## [Work task]
Each entry should be written out once more, exactly as given below.

## [Records supplied]
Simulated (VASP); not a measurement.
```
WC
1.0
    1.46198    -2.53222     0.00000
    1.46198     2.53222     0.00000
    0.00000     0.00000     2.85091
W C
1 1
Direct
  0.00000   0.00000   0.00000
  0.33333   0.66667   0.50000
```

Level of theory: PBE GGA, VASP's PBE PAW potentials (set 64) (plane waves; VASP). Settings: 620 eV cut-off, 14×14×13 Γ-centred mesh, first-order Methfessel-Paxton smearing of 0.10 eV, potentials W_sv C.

## [Exercise response]
Simulated (VASP); not a measurement.
```
WC
1.0
    1.46198    -2.53222     0.00000
    1.46198     2.53222     0.00000
    0.00000     0.00000     2.85091
W C
1 1
Direct
  0.00000   0.00000   0.00000
  0.33333   0.66667   0.50000
```

Level of theory: PBE GGA, VASP's PBE PAW potentials (set 64) (plane waves; VASP). Settings: 620 eV cut-off, 14×14×13 Γ-centred mesh, first-order Methfessel-Paxton smearing of 0.10 eV, potentials W_sv C.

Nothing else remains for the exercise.